_Action item_. Every line of the data needs to be returned exactly.

_Data records_.
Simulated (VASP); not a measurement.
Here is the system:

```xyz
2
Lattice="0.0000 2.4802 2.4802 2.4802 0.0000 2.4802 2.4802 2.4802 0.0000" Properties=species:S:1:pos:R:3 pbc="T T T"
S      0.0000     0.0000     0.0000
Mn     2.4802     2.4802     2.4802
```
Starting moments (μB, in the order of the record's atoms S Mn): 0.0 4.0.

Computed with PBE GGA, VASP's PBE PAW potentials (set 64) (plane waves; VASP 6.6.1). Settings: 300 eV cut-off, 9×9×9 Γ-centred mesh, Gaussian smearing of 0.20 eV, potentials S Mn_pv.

_Task output_.
Simulated (VASP); not a measurement.
Here is the system:

```xyz
2
Lattice="0.0000 2.4802 2.4802 2.4802 0.0000 2.4802 2.4802 2.4802 0.0000" Properties=species:S:1:pos:R:3 pbc="T T T"
S      0.0000     0.0000     0.0000
Mn     2.4802     2.4802     2.4802
```
Starting moments (μB, in the order of the record's atoms S Mn): 0.0 4.0.

Computed with PBE GGA, VASP's PBE PAW potentials (set 64) (plane waves; VASP 6.6.1). Settings: 300 eV cut-off, 9×9×9 Γ-centred mesh, Gaussian smearing of 0.20 eV, potentials S Mn_pv.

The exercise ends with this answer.